▶ RECORDED INFORMATION
============================================================

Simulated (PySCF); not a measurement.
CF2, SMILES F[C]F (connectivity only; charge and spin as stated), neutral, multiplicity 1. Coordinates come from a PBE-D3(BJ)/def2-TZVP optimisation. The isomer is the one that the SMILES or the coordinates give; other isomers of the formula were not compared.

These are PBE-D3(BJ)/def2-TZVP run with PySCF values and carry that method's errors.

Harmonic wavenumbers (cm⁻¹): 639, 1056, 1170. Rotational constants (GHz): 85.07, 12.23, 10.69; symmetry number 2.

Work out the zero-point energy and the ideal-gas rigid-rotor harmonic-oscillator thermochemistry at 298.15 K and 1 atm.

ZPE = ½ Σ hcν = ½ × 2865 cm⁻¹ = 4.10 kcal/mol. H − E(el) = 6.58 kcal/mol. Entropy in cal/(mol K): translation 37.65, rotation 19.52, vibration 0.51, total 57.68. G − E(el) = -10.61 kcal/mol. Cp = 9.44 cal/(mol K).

============================================================

▶ ACTIVITY
Nothing but the lines from the beginning of the records through the line with "Work out the" should appear, each printed exactly.

▶ RESPONSE
Simulated (PySCF); not a measurement.
CF2, SMILES F[C]F (connectivity only; charge and spin as stated), neutral, multiplicity 1. Coordinates come from a PBE-D3(BJ)/def2-TZVP optimisation. The isomer is the one that the SMILES or the coordinates give; other isomers of the formula were not compared.

These are PBE-D3(BJ)/def2-TZVP run with PySCF values and carry that method's errors.

Harmonic wavenumbers (cm⁻¹): 639, 1056, 1170. Rotational constants (GHz): 85.07, 12.23, 10.69; symmetry number 2.

Work out the zero-point energy and the ideal-gas rigid-rotor harmonic-oscillator thermochemistry at 298.15 K and 1 atm.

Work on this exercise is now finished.